● **WORK TASK**
Everything from the line containing "the likely fault?" through the line containing "Mend it. The" should be repeated exactly, and nothing else from the data.

#### PROVIDED DATA ####
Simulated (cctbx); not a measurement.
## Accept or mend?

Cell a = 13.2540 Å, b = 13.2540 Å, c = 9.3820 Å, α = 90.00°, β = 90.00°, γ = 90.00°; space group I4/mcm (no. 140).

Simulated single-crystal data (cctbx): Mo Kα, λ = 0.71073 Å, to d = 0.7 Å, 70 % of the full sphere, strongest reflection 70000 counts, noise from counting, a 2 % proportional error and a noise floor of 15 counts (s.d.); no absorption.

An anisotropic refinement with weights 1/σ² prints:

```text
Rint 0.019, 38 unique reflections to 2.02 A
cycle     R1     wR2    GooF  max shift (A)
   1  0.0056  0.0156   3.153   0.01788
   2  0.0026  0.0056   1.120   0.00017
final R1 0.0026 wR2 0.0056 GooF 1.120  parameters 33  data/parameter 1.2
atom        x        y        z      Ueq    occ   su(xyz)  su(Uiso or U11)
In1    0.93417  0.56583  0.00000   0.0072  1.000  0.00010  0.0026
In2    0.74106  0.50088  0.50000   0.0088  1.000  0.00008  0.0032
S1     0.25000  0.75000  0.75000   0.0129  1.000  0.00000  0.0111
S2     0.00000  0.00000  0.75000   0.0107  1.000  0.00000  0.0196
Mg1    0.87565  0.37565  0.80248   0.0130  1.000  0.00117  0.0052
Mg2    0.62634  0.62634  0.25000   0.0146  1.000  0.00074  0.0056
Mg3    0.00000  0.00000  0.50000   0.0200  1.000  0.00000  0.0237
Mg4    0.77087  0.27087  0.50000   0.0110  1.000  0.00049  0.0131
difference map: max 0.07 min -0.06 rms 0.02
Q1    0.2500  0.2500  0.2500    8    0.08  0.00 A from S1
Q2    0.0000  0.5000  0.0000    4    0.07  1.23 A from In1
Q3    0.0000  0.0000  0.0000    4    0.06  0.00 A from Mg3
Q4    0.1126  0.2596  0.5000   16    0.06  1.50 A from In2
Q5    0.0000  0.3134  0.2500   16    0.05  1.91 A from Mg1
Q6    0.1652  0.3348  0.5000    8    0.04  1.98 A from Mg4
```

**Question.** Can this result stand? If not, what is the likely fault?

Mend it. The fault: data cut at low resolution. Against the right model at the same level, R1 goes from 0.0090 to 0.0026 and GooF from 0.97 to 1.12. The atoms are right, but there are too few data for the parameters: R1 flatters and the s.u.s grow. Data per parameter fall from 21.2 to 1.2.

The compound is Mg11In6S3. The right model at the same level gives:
####

● **ANSWER SPACE**
**Question.** Can this result stand? If not, what is the likely fault?

Mend it. The fault: data cut at low resolution. Against the right model at the same level, R1 goes from 0.0090 to 0.0026 and GooF from 0.97 to 1.12. The atoms are right, but there are too few data for the parameters: R1 flatters and the s.u.s grow. Data per parameter fall from 21.2 to 1.2.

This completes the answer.